_Activity_:
The data must be given again in full, with no line altered.

_Given entries_:
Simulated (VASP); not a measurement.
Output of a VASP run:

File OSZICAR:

_Written answer_:
Simulated (VASP); not a measurement.
Output of a VASP run:

File OSZICAR:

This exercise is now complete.